Assignment ->
Set down exactly the lines in the records below that run from the line with "0.007562 | 69.61 |" to the line with "What is the nuclear charge?", inclusive, and nothing more.

Record set ->
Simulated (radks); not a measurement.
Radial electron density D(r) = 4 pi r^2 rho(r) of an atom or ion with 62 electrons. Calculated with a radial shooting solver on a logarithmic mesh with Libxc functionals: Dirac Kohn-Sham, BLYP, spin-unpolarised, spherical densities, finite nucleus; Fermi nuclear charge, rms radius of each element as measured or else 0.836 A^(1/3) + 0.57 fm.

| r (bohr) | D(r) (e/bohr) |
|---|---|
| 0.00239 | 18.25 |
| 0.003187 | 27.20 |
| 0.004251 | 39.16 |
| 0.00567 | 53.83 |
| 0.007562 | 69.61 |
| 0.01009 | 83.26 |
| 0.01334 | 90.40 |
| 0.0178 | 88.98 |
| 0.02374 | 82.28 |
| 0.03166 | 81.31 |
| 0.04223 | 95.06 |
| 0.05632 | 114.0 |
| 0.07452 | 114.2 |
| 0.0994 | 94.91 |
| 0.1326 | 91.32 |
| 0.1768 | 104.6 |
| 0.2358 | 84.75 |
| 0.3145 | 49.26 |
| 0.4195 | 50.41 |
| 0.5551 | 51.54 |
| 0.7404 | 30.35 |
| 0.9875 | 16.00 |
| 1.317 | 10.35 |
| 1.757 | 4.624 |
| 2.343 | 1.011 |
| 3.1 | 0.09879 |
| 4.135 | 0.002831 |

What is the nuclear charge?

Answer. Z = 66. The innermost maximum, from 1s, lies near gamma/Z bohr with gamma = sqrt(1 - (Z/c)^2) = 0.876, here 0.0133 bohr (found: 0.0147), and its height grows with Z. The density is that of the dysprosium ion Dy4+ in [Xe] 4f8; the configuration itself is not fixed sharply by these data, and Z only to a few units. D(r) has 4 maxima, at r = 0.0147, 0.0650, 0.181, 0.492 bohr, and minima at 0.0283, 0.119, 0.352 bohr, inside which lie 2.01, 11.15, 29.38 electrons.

Worked solution ->
| 0.007562 | 69.61 |
| 0.01009 | 83.26 |
| 0.01334 | 90.40 |
| 0.0178 | 88.98 |
| 0.02374 | 82.28 |
| 0.03166 | 81.31 |
| 0.04223 | 95.06 |
| 0.05632 | 114.0 |
| 0.07452 | 114.2 |
| 0.0994 | 94.91 |
| 0.1326 | 91.32 |
| 0.1768 | 104.6 |
| 0.2358 | 84.75 |
| 0.3145 | 49.26 |
| 0.4195 | 50.41 |
| 0.5551 | 51.54 |
| 0.7404 | 30.35 |
| 0.9875 | 16.00 |
| 1.317 | 10.35 |
| 1.757 | 4.624 |
| 2.343 | 1.011 |
| 3.1 | 0.09879 |
| 4.135 | 0.002831 |

What is the nuclear charge?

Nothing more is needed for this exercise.